Write the data out again in full, with no departure from the original.

== ENTRIES PROVIDED ==
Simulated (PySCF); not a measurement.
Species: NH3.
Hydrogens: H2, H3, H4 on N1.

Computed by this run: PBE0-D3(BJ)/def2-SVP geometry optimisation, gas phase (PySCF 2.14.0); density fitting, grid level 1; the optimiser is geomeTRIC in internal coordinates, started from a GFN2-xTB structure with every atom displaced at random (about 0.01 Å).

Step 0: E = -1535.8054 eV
===

» **WRITTEN ANSWER**:
Simulated (PySCF); not a measurement.
Species: NH3.
Hydrogens: H2, H3, H4 on N1.

Computed by this run: PBE0-D3(BJ)/def2-SVP geometry optimisation, gas phase (PySCF 2.14.0); density fitting, grid level 1; the optimiser is geomeTRIC in internal coordinates, started from a GFN2-xTB structure with every atom displaced at random (about 0.01 Å).

Step 0: E = -1535.8054 eV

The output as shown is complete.